- - -

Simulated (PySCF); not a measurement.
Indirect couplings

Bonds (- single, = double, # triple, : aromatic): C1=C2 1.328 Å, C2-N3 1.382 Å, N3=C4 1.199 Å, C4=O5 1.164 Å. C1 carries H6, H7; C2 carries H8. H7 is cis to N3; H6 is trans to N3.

- - -

Requirement: Retype the records above exactly as they appear.

Response:
Simulated (PySCF); not a measurement.
Indirect couplings

Bonds (- single, = double, # triple, : aromatic): C1=C2 1.328 Å, C2-N3 1.382 Å, N3=C4 1.199 Å, C4=O5 1.164 Å. C1 carries H6, H7; C2 carries H8. H7 is cis to N3; H6 is trans to N3.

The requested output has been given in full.